Action item: Below are several records. Retype exactly those lines running from the one with "Ansatz relaxed the" through the one with "VASP's potentials were", end lines included, and no others.

──────────

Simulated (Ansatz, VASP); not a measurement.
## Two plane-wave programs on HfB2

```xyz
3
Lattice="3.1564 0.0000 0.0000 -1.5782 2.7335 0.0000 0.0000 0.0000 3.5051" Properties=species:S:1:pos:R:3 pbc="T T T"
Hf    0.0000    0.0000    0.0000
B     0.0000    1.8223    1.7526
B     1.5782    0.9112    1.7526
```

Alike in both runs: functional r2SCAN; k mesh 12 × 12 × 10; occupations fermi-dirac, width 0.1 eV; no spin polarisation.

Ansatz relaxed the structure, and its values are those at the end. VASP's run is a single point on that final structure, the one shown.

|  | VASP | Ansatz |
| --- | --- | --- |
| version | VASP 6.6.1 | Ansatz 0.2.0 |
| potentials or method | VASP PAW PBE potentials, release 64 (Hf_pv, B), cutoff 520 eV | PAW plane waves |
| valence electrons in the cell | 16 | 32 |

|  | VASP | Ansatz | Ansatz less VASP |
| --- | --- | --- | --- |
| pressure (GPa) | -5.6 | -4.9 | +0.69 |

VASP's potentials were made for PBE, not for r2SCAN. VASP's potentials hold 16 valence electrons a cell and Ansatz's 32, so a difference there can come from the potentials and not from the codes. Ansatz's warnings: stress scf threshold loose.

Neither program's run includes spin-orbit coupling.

──────────

Worked solution:
Ansatz relaxed the structure, and its values are those at the end. VASP's run is a single point on that final structure, the one shown.

|  | VASP | Ansatz |
| --- | --- | --- |
| version | VASP 6.6.1 | Ansatz 0.2.0 |
| potentials or method | VASP PAW PBE potentials, release 64 (Hf_pv, B), cutoff 520 eV | PAW plane waves |
| valence electrons in the cell | 16 | 32 |

|  | VASP | Ansatz | Ansatz less VASP |
| --- | --- | --- | --- |
| pressure (GPa) | -5.6 | -4.9 | +0.69 |

VASP's potentials were made for PBE, not for r2SCAN. VASP's potentials hold 16 valence electrons a cell and Ansatz's 32, so a difference there can come from the potentials and not from the codes. Ansatz's warnings: stress scf threshold loose.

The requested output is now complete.